(Listed records)

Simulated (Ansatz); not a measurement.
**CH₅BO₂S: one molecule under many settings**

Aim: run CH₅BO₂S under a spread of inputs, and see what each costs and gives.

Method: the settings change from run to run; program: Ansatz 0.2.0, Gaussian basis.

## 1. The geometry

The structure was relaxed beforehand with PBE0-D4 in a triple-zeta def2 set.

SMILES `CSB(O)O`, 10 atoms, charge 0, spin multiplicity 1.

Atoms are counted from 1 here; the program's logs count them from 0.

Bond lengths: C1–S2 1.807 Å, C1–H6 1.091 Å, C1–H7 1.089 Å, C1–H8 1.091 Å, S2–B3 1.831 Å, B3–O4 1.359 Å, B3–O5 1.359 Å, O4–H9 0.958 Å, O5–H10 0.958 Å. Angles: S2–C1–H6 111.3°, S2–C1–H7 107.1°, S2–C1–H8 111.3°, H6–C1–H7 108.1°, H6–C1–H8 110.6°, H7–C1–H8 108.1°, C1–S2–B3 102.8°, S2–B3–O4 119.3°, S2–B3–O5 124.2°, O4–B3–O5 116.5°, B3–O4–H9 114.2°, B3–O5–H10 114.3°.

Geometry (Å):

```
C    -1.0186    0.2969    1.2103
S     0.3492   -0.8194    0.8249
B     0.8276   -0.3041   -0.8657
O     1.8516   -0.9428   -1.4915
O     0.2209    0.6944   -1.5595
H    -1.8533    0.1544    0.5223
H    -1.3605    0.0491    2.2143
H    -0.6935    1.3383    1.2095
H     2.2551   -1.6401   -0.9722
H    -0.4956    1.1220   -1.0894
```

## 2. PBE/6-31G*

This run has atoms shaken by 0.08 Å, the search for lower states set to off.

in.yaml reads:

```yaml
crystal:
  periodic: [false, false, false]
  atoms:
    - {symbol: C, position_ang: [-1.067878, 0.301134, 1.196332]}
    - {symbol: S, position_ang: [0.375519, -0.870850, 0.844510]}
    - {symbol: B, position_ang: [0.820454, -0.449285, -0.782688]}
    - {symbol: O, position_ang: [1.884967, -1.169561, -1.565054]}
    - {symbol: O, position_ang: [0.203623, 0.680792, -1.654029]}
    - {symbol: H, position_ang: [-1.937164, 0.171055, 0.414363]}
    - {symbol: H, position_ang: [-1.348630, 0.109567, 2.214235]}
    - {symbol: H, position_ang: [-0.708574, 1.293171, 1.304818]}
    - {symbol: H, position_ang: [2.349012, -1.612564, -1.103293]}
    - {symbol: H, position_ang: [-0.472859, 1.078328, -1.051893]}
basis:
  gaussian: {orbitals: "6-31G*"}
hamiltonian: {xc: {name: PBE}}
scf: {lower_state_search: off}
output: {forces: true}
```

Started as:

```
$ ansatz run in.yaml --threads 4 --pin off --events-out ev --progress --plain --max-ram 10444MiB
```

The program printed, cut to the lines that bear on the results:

(End Listed records)

• _Required action_
Where the line holding "under many settings**" appears in the listing above, start reproducing exactly, and end with the line holding "The structure was".

• _Written solution_
**CH₅BO₂S: one molecule under many settings**

Aim: run CH₅BO₂S under a spread of inputs, and see what each costs and gives.

Method: the settings change from run to run; program: Ansatz 0.2.0, Gaussian basis.

## 1. The geometry

The structure was relaxed beforehand with PBE0-D4 in a triple-zeta def2 set.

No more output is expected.